(Exercise data Opens)
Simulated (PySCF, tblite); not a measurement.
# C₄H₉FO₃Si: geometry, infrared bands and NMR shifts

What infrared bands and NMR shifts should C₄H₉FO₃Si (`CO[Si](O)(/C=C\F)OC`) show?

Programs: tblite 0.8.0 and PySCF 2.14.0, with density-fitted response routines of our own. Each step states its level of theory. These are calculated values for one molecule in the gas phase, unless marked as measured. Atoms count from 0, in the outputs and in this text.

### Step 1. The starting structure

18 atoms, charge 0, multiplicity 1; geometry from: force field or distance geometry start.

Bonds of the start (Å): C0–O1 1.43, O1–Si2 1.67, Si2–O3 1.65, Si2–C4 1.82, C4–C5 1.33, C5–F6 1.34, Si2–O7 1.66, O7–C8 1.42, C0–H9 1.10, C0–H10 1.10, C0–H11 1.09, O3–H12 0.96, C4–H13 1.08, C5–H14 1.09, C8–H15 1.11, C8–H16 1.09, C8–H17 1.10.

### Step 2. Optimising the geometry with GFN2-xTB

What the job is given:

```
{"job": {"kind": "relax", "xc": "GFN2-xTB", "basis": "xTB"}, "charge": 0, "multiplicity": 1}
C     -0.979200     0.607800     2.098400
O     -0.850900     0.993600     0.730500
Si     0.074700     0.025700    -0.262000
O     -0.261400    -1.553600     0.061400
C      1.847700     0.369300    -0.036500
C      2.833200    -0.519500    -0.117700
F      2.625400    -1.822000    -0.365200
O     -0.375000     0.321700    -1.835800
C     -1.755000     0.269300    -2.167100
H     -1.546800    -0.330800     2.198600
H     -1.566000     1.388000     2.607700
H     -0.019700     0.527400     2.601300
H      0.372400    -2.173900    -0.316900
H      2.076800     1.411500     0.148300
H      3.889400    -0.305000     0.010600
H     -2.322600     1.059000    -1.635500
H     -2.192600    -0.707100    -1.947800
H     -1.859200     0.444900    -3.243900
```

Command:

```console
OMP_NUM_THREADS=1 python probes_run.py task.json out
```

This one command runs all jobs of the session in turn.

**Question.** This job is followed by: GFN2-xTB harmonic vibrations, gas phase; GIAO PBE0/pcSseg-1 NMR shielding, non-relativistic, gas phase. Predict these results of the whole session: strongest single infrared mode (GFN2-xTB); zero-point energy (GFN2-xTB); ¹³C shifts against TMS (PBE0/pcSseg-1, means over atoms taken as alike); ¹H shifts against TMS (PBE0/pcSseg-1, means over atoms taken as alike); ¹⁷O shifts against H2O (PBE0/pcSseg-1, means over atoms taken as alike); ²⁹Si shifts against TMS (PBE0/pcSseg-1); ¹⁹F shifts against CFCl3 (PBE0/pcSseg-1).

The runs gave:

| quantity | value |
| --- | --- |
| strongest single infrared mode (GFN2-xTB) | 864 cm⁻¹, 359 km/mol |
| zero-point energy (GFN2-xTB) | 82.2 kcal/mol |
(Exercise data Closes)

_Requirement_: The range runs from the line with "against CFCl3 (PBE0/pcSseg-1)." up to and including the line with "359 km/mol |" in the listing above; please write out exactly those lines and nothing more.

_Exercise solution_:
**Question.** This job is followed by: GFN2-xTB harmonic vibrations, gas phase; GIAO PBE0/pcSseg-1 NMR shielding, non-relativistic, gas phase. Predict these results of the whole session: strongest single infrared mode (GFN2-xTB); zero-point energy (GFN2-xTB); ¹³C shifts against TMS (PBE0/pcSseg-1, means over atoms taken as alike); ¹H shifts against TMS (PBE0/pcSseg-1, means over atoms taken as alike); ¹⁷O shifts against H2O (PBE0/pcSseg-1, means over atoms taken as alike); ²⁹Si shifts against TMS (PBE0/pcSseg-1); ¹⁹F shifts against CFCl3 (PBE0/pcSseg-1).

The runs gave:

| quantity | value |
| --- | --- |
| strongest single infrared mode (GFN2-xTB) | 864 cm⁻¹, 359 km/mol |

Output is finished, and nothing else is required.